> _GIVEN ENTRIES_:
▼▼▼
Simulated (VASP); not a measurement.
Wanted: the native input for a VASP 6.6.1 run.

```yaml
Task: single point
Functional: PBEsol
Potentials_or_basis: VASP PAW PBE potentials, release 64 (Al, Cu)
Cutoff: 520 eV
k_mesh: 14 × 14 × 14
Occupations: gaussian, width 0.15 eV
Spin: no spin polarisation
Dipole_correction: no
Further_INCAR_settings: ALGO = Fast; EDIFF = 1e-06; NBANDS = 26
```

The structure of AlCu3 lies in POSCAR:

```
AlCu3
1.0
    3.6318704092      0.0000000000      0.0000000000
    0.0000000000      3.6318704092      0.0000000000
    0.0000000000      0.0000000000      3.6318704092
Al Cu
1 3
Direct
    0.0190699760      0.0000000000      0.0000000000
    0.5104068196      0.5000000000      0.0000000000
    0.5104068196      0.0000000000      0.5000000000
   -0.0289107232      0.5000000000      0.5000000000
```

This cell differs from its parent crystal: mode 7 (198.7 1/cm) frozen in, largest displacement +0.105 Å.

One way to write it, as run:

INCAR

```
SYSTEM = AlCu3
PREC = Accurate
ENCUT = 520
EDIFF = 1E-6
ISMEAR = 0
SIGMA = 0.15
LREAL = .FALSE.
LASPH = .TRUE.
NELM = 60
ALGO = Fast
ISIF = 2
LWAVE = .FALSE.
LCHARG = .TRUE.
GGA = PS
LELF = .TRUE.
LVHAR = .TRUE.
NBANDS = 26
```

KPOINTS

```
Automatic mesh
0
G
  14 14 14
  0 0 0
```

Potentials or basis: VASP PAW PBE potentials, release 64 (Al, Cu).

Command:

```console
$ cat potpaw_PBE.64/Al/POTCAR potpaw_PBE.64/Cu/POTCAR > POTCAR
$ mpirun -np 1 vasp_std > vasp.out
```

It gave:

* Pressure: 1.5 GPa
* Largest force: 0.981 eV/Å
▲▲▲

> _ACTION ITEM_: The line with "Potentials or basis: VASP" marks the end; reproduce exactly every line from the start of the entries up to it, that line included.

> _TASK SOLUTION_:
Simulated (VASP); not a measurement.
Wanted: the native input for a VASP 6.6.1 run.

```yaml
Task: single point
Functional: PBEsol
Potentials_or_basis: VASP PAW PBE potentials, release 64 (Al, Cu)
Cutoff: 520 eV
k_mesh: 14 × 14 × 14
Occupations: gaussian, width 0.15 eV
Spin: no spin polarisation
Dipole_correction: no
Further_INCAR_settings: ALGO = Fast; EDIFF = 1e-06; NBANDS = 26
```

The structure of AlCu3 lies in POSCAR:

```
AlCu3
1.0
    3.6318704092      0.0000000000      0.0000000000
    0.0000000000      3.6318704092      0.0000000000
    0.0000000000      0.0000000000      3.6318704092
Al Cu
1 3
Direct
    0.0190699760      0.0000000000      0.0000000000
    0.5104068196      0.5000000000      0.0000000000
    0.5104068196      0.0000000000      0.5000000000
   -0.0289107232      0.5000000000      0.5000000000
```

This cell differs from its parent crystal: mode 7 (198.7 1/cm) frozen in, largest displacement +0.105 Å.

One way to write it, as run:

INCAR

```
SYSTEM = AlCu3
PREC = Accurate
ENCUT = 520
EDIFF = 1E-6
ISMEAR = 0
SIGMA = 0.15
LREAL = .FALSE.
LASPH = .TRUE.
NELM = 60
ALGO = Fast
ISIF = 2
LWAVE = .FALSE.
LCHARG = .TRUE.
GGA = PS
LELF = .TRUE.
LVHAR = .TRUE.
NBANDS = 26
```

KPOINTS

```
Automatic mesh
0
G
  14 14 14
  0 0 0
```

Potentials or basis: VASP PAW PBE potentials, release 64 (Al, Cu).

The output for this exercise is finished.